● **Work order**: Line by line, copy the data below exactly.

● **Data section**:
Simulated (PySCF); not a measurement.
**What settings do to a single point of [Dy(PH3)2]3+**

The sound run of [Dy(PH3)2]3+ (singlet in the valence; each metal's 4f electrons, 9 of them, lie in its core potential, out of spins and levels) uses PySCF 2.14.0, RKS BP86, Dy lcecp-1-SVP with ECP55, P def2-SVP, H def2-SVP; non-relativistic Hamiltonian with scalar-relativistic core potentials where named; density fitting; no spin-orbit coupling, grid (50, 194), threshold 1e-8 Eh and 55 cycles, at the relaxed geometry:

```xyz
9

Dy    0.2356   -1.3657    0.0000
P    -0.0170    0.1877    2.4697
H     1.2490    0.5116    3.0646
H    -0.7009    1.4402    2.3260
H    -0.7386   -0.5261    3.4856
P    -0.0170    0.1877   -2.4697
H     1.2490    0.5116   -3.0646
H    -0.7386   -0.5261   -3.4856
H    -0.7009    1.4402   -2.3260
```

● **Task response**:
Simulated (PySCF); not a measurement.
**What settings do to a single point of [Dy(PH3)2]3+**

The sound run of [Dy(PH3)2]3+ (singlet in the valence; each metal's 4f electrons, 9 of them, lie in its core potential, out of spins and levels) uses PySCF 2.14.0, RKS BP86, Dy lcecp-1-SVP with ECP55, P def2-SVP, H def2-SVP; non-relativistic Hamiltonian with scalar-relativistic core potentials where named; density fitting; no spin-orbit coupling, grid (50, 194), threshold 1e-8 Eh and 55 cycles, at the relaxed geometry:

```xyz
9

Dy    0.2356   -1.3657    0.0000
P    -0.0170    0.1877    2.4697
H     1.2490    0.5116    3.0646
H    -0.7009    1.4402    2.3260
H    -0.7386   -0.5261    3.4856
P    -0.0170    0.1877   -2.4697
H     1.2490    0.5116   -3.0646
H    -0.7386   -0.5261   -3.4856
H    -0.7009    1.4402   -2.3260
```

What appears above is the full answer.